Nothing may be left out, so copy every entry exactly.

*** Record excerpts ***
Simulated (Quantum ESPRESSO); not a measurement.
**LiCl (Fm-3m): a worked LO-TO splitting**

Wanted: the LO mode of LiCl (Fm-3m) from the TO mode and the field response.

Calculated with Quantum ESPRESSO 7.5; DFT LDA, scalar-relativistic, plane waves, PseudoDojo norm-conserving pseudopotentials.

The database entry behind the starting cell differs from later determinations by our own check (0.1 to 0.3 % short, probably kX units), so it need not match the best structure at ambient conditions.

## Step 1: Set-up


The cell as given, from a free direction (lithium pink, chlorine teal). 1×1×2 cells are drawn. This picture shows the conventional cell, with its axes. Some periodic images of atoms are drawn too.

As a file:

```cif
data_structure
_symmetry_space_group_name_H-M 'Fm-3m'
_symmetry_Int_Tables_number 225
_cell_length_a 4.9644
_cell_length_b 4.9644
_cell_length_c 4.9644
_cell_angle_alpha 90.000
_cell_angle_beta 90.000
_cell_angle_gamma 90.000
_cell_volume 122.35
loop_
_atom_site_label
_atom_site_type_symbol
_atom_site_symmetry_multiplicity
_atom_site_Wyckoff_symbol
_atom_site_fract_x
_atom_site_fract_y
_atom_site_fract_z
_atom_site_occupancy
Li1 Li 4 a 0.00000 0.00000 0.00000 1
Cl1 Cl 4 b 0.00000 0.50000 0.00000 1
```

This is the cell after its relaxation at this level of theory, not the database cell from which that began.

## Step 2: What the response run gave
*** End of Record excerpts ***

#### Exercise result
Simulated (Quantum ESPRESSO); not a measurement.
**LiCl (Fm-3m): a worked LO-TO splitting**

Wanted: the LO mode of LiCl (Fm-3m) from the TO mode and the field response.

Calculated with Quantum ESPRESSO 7.5; DFT LDA, scalar-relativistic, plane waves, PseudoDojo norm-conserving pseudopotentials.

The database entry behind the starting cell differs from later determinations by our own check (0.1 to 0.3 % short, probably kX units), so it need not match the best structure at ambient conditions.

## Step 1: Set-up


The cell as given, from a free direction (lithium pink, chlorine teal). 1×1×2 cells are drawn. This picture shows the conventional cell, with its axes. Some periodic images of atoms are drawn too.

As a file:

```cif
data_structure
_symmetry_space_group_name_H-M 'Fm-3m'
_symmetry_Int_Tables_number 225
_cell_length_a 4.9644
_cell_length_b 4.9644
_cell_length_c 4.9644
_cell_angle_alpha 90.000
_cell_angle_beta 90.000
_cell_angle_gamma 90.000
_cell_volume 122.35
loop_
_atom_site_label
_atom_site_type_symbol
_atom_site_symmetry_multiplicity
_atom_site_Wyckoff_symbol
_atom_site_fract_x
_atom_site_fract_y
_atom_site_fract_z
_atom_site_occupancy
Li1 Li 4 a 0.00000 0.00000 0.00000 1
Cl1 Cl 4 b 0.00000 0.50000 0.00000 1
```

This is the cell after its relaxation at this level of theory, not the database cell from which that began.

## Step 2: What the response run gave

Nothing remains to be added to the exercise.